╭─ Records shown

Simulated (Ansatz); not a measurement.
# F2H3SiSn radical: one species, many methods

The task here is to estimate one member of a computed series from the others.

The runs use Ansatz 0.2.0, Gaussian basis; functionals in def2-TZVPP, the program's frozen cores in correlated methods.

╰─

Action item
Restating all of the data exactly is the whole task.

Problem solution
Simulated (Ansatz); not a measurement.
# F2H3SiSn radical: one species, many methods

The task here is to estimate one member of a computed series from the others.

The runs use Ansatz 0.2.0, Gaussian basis; functionals in def2-TZVPP, the program's frozen cores in correlated methods.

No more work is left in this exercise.